» **DATASET EXTRACT**:
•••
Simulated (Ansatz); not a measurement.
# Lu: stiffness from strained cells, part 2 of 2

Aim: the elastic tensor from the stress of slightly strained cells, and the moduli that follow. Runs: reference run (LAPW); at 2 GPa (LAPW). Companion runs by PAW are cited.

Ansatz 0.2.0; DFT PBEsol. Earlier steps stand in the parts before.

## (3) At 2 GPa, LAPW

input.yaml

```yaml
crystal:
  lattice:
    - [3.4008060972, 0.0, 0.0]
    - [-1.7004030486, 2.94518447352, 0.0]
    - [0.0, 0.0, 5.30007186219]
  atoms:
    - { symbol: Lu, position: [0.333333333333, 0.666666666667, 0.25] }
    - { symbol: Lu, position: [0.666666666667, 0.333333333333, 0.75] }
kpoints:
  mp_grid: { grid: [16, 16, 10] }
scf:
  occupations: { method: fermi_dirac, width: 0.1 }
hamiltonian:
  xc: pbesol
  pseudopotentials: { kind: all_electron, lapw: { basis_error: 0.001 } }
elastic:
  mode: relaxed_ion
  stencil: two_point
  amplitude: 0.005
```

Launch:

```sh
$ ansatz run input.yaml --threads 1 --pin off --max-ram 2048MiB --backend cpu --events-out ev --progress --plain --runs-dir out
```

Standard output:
•••

Return the material in full, restating each entry word for word.

» **ANSWER SPACE**:
Simulated (Ansatz); not a measurement.
# Lu: stiffness from strained cells, part 2 of 2

Aim: the elastic tensor from the stress of slightly strained cells, and the moduli that follow. Runs: reference run (LAPW); at 2 GPa (LAPW). Companion runs by PAW are cited.

Ansatz 0.2.0; DFT PBEsol. Earlier steps stand in the parts before.

## (3) At 2 GPa, LAPW

input.yaml

```yaml
crystal:
  lattice:
    - [3.4008060972, 0.0, 0.0]
    - [-1.7004030486, 2.94518447352, 0.0]
    - [0.0, 0.0, 5.30007186219]
  atoms:
    - { symbol: Lu, position: [0.333333333333, 0.666666666667, 0.25] }
    - { symbol: Lu, position: [0.666666666667, 0.333333333333, 0.75] }
kpoints:
  mp_grid: { grid: [16, 16, 10] }
scf:
  occupations: { method: fermi_dirac, width: 0.1 }
hamiltonian:
  xc: pbesol
  pseudopotentials: { kind: all_electron, lapw: { basis_error: 0.001 } }
elastic:
  mode: relaxed_ion
  stencil: two_point
  amplitude: 0.005
```

Launch:

```sh
$ ansatz run input.yaml --threads 1 --pin off --max-ram 2048MiB --backend cpu --events-out ev --progress --plain --runs-dir out
```

Standard output:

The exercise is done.